_Work order_
Emit an exact copy of the lines running from the start of the records to the line containing "of this run.", both included.

━━━━━ Given data ━━━━━

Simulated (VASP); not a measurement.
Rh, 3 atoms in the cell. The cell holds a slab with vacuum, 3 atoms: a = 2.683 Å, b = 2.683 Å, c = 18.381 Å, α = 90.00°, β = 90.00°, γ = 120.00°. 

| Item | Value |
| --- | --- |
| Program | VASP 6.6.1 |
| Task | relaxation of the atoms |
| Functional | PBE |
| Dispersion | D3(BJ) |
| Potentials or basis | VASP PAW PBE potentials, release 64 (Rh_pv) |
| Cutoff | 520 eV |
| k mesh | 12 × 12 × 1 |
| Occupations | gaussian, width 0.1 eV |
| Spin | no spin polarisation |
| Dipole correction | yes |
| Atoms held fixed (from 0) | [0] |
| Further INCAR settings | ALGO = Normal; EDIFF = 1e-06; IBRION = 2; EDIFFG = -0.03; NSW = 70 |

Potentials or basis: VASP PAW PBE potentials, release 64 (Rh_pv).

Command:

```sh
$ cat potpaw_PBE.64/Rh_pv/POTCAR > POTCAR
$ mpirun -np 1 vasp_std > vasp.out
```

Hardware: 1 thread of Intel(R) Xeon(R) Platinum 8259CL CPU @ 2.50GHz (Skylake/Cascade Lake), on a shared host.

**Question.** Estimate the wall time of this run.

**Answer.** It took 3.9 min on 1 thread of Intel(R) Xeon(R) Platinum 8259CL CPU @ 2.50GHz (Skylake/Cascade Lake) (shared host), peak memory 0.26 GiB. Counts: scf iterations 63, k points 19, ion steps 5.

━━━━━

_Solution_
Simulated (VASP); not a measurement.
Rh, 3 atoms in the cell. The cell holds a slab with vacuum, 3 atoms: a = 2.683 Å, b = 2.683 Å, c = 18.381 Å, α = 90.00°, β = 90.00°, γ = 120.00°. 

| Item | Value |
| --- | --- |
| Program | VASP 6.6.1 |
| Task | relaxation of the atoms |
| Functional | PBE |
| Dispersion | D3(BJ) |
| Potentials or basis | VASP PAW PBE potentials, release 64 (Rh_pv) |
| Cutoff | 520 eV |
| k mesh | 12 × 12 × 1 |
| Occupations | gaussian, width 0.1 eV |
| Spin | no spin polarisation |
| Dipole correction | yes |
| Atoms held fixed (from 0) | [0] |
| Further INCAR settings | ALGO = Normal; EDIFF = 1e-06; IBRION = 2; EDIFFG = -0.03; NSW = 70 |

Potentials or basis: VASP PAW PBE potentials, release 64 (Rh_pv).

Command:

```sh
$ cat potpaw_PBE.64/Rh_pv/POTCAR > POTCAR
$ mpirun -np 1 vasp_std > vasp.out
```

Hardware: 1 thread of Intel(R) Xeon(R) Platinum 8259CL CPU @ 2.50GHz (Skylake/Cascade Lake), on a shared host.

**Question.** Estimate the wall time of this run.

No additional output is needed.